***

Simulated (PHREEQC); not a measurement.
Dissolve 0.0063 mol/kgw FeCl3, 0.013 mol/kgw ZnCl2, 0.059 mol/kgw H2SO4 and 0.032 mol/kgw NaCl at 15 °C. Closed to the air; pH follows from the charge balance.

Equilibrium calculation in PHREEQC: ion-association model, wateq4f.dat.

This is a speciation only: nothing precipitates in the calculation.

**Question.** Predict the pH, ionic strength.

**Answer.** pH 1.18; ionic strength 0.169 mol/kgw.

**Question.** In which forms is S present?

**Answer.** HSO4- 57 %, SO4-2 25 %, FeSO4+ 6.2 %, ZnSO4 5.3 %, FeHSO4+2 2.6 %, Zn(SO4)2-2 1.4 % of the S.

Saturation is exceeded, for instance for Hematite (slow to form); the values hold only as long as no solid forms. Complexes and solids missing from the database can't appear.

***

Assigned task
Return the material above in full, exactly as written.

Answer space
Simulated (PHREEQC); not a measurement.
Dissolve 0.0063 mol/kgw FeCl3, 0.013 mol/kgw ZnCl2, 0.059 mol/kgw H2SO4 and 0.032 mol/kgw NaCl at 15 °C. Closed to the air; pH follows from the charge balance.

Equilibrium calculation in PHREEQC: ion-association model, wateq4f.dat.

This is a speciation only: nothing precipitates in the calculation.

**Question.** Predict the pH, ionic strength.

**Answer.** pH 1.18; ionic strength 0.169 mol/kgw.

**Question.** In which forms is S present?

**Answer.** HSO4- 57 %, SO4-2 25 %, FeSO4+ 6.2 %, ZnSO4 5.3 %, FeHSO4+2 2.6 %, Zn(SO4)2-2 1.4 % of the S.

Saturation is exceeded, for instance for Hematite (slow to form); the values hold only as long as no solid forms. Complexes and solids missing from the database can't appear.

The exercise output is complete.